=== Listed records ===

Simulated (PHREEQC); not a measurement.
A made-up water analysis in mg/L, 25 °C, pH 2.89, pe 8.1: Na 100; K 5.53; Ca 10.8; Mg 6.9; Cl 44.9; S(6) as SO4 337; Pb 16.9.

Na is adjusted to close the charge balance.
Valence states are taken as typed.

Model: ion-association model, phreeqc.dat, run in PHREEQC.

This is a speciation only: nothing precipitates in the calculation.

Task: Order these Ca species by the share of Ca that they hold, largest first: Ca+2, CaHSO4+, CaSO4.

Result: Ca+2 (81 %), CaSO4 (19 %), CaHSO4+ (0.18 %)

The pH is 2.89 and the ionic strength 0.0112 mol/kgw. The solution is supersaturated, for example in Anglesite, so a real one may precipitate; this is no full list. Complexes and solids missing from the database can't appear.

===

Assigned task: Every entry, from first to last, should be written out exactly.

Answer section:
Simulated (PHREEQC); not a measurement.
A made-up water analysis in mg/L, 25 °C, pH 2.89, pe 8.1: Na 100; K 5.53; Ca 10.8; Mg 6.9; Cl 44.9; S(6) as SO4 337; Pb 16.9.

Na is adjusted to close the charge balance.
Valence states are taken as typed.

Model: ion-association model, phreeqc.dat, run in PHREEQC.

This is a speciation only: nothing precipitates in the calculation.

Task: Order these Ca species by the share of Ca that they hold, largest first: Ca+2, CaHSO4+, CaSO4.

Result: Ca+2 (81 %), CaSO4 (19 %), CaHSO4+ (0.18 %)

The pH is 2.89 and the ionic strength 0.0112 mol/kgw. The solution is supersaturated, for example in Anglesite, so a real one may precipitate; this is no full list. Complexes and solids missing from the database can't appear.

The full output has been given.